Work instruction: All of the data needs to be reproduced with no alterations.

─── Information ───

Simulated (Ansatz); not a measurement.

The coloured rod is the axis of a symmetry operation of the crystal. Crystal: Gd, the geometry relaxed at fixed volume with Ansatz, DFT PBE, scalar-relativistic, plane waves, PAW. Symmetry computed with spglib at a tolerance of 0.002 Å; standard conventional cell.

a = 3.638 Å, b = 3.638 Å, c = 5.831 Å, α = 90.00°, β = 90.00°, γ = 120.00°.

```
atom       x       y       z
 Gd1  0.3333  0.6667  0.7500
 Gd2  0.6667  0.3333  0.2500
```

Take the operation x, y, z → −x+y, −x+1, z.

───

Reply:
Simulated (Ansatz); not a measurement.

The coloured rod is the axis of a symmetry operation of the crystal. Crystal: Gd, the geometry relaxed at fixed volume with Ansatz, DFT PBE, scalar-relativistic, plane waves, PAW. Symmetry computed with spglib at a tolerance of 0.002 Å; standard conventional cell.

a = 3.638 Å, b = 3.638 Å, c = 5.831 Å, α = 90.00°, β = 90.00°, γ = 120.00°.

```
atom       x       y       z
 Gd1  0.3333  0.6667  0.7500
 Gd2  0.6667  0.3333  0.2500
```

Take the operation x, y, z → −x+y, −x+1, z.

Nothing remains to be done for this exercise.